==== DATA SECTION

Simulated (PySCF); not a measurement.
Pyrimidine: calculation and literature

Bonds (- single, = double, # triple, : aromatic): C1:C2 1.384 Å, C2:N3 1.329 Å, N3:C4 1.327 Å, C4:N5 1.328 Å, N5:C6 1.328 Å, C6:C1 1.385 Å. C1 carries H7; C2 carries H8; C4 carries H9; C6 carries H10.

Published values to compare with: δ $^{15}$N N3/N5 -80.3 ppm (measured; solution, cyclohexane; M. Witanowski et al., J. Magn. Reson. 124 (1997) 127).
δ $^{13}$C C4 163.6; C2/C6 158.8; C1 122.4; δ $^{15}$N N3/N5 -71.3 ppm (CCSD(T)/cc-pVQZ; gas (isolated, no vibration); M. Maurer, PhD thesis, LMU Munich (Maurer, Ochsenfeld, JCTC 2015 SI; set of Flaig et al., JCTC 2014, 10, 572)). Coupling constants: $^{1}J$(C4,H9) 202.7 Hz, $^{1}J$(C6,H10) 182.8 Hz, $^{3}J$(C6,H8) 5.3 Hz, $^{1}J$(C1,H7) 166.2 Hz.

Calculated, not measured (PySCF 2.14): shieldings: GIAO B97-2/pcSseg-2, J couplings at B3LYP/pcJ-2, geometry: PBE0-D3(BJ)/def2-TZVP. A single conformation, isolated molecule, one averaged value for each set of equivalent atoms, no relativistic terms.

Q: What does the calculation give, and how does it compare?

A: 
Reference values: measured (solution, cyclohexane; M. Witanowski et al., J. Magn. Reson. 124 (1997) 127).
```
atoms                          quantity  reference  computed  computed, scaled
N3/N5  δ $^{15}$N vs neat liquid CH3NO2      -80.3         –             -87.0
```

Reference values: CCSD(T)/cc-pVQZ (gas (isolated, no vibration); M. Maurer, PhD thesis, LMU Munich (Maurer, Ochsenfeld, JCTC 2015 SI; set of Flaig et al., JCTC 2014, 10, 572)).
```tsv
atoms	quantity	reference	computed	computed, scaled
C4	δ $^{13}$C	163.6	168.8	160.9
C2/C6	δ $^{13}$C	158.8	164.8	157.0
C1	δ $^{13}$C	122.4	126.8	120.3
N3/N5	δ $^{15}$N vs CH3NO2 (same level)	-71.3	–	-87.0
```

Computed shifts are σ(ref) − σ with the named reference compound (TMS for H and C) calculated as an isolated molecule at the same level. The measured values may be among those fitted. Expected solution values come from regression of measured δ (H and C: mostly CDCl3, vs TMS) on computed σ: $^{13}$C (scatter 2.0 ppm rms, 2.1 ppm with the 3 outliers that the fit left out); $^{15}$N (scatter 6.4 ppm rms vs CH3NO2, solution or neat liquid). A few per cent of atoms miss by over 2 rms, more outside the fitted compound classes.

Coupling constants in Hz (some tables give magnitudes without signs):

========

→ ACTION ITEM: From the records above, extract exactly and only the lines that begin at the line with "Calculated, not measured" and stop after the line with "Reference values: CCSD(T)/cc-pVQZ".

→ RESULT:
Calculated, not measured (PySCF 2.14): shieldings: GIAO B97-2/pcSseg-2, J couplings at B3LYP/pcJ-2, geometry: PBE0-D3(BJ)/def2-TZVP. A single conformation, isolated molecule, one averaged value for each set of equivalent atoms, no relativistic terms.

Q: What does the calculation give, and how does it compare?

A: 
Reference values: measured (solution, cyclohexane; M. Witanowski et al., J. Magn. Reson. 124 (1997) 127).
```
atoms                          quantity  reference  computed  computed, scaled
N3/N5  δ $^{15}$N vs neat liquid CH3NO2      -80.3         –             -87.0
```

Reference values: CCSD(T)/cc-pVQZ (gas (isolated, no vibration); M. Maurer, PhD thesis, LMU Munich (Maurer, Ochsenfeld, JCTC 2015 SI; set of Flaig et al., JCTC 2014, 10, 572)).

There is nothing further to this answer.